- **WORK ITEM**: The material must be repeated exactly, with every line intact.

- **GIVEN DATA**:
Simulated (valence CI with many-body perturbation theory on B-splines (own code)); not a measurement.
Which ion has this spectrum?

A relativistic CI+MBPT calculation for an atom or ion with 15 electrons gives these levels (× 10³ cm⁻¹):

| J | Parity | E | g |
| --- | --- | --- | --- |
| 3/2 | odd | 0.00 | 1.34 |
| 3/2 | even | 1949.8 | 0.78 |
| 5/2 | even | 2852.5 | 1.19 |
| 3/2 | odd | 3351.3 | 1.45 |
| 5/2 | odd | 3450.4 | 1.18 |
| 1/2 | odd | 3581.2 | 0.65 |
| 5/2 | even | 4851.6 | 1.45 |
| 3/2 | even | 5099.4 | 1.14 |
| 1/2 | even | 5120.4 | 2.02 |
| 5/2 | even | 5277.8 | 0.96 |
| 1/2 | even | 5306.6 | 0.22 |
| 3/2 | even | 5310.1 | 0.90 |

- **YOUR RESPONSE**:
Simulated (valence CI with many-body perturbation theory on B-splines (own code)); not a measurement.
Which ion has this spectrum?

A relativistic CI+MBPT calculation for an atom or ion with 15 electrons gives these levels (× 10³ cm⁻¹):

| J | Parity | E | g |
| --- | --- | --- | --- |
| 3/2 | odd | 0.00 | 1.34 |
| 3/2 | even | 1949.8 | 0.78 |
| 5/2 | even | 2852.5 | 1.19 |
| 3/2 | odd | 3351.3 | 1.45 |
| 5/2 | odd | 3450.4 | 1.18 |
| 1/2 | odd | 3581.2 | 0.65 |
| 5/2 | even | 4851.6 | 1.45 |
| 3/2 | even | 5099.4 | 1.14 |
| 1/2 | even | 5120.4 | 2.02 |
| 5/2 | even | 5277.8 | 0.96 |
| 1/2 | even | 5306.6 | 0.22 |
| 3/2 | even | 5310.1 | 0.90 |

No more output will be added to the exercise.